+--

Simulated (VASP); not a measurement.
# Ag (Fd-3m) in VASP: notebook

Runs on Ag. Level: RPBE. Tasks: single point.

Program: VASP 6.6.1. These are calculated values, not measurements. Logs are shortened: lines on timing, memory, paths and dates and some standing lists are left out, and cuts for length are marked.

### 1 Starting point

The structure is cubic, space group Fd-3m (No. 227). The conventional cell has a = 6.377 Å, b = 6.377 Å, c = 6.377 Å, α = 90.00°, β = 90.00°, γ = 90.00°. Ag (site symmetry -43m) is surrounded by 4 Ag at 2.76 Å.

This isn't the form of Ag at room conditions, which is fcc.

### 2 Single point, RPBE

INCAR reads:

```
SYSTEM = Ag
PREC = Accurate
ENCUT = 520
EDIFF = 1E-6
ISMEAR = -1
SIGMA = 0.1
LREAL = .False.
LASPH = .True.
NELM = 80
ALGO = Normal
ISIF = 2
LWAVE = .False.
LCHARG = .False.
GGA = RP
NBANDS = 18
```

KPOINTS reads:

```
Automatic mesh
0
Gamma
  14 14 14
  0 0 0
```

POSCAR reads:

+--

▸ Activity
Returned text must match every record word for word.

▸ Exercise answer
Simulated (VASP); not a measurement.
# Ag (Fd-3m) in VASP: notebook

Runs on Ag. Level: RPBE. Tasks: single point.

Program: VASP 6.6.1. These are calculated values, not measurements. Logs are shortened: lines on timing, memory, paths and dates and some standing lists are left out, and cuts for length are marked.

### 1 Starting point

The structure is cubic, space group Fd-3m (No. 227). The conventional cell has a = 6.377 Å, b = 6.377 Å, c = 6.377 Å, α = 90.00°, β = 90.00°, γ = 90.00°. Ag (site symmetry -43m) is surrounded by 4 Ag at 2.76 Å.

This isn't the form of Ag at room conditions, which is fcc.

### 2 Single point, RPBE

INCAR reads:

```
SYSTEM = Ag
PREC = Accurate
ENCUT = 520
EDIFF = 1E-6
ISMEAR = -1
SIGMA = 0.1
LREAL = .False.
LASPH = .True.
NELM = 80
ALGO = Normal
ISIF = 2
LWAVE = .False.
LCHARG = .False.
GGA = RP
NBANDS = 18
```

KPOINTS reads:

```
Automatic mesh
0
Gamma
  14 14 14
  0 0 0
```

POSCAR reads:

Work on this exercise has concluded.